# ASSIGNMENT
Start at the line in the entries below that contains "Space group P3m1;", stop at the line that contains "the electrons localised?**", and output exactly the lines in that span, both ends included.

# PROVIDED MATERIAL
======
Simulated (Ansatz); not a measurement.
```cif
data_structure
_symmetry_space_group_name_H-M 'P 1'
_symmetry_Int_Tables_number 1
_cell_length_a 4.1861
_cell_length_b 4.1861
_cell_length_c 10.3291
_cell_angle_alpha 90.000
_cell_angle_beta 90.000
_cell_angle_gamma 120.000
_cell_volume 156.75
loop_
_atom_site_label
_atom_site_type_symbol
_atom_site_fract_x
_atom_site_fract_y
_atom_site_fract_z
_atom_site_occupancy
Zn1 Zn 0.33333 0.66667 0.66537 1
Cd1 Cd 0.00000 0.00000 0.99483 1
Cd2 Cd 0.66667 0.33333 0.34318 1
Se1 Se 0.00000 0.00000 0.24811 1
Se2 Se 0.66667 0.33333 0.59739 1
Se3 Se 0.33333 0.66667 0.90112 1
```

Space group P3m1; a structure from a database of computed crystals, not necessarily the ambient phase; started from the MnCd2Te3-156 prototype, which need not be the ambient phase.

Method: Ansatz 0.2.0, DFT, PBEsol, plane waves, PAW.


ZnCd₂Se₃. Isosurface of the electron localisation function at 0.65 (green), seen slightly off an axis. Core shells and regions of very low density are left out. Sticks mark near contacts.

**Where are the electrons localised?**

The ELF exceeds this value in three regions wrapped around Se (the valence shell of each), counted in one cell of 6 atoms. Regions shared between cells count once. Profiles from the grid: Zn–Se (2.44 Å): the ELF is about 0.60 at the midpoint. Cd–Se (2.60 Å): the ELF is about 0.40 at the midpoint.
======

# EXERCISE RESULT
Space group P3m1; a structure from a database of computed crystals, not necessarily the ambient phase; started from the MnCd2Te3-156 prototype, which need not be the ambient phase.

Method: Ansatz 0.2.0, DFT, PBEsol, plane waves, PAW.


ZnCd₂Se₃. Isosurface of the electron localisation function at 0.65 (green), seen slightly off an axis. Core shells and regions of very low density are left out. Sticks mark near contacts.

**Where are the electrons localised?**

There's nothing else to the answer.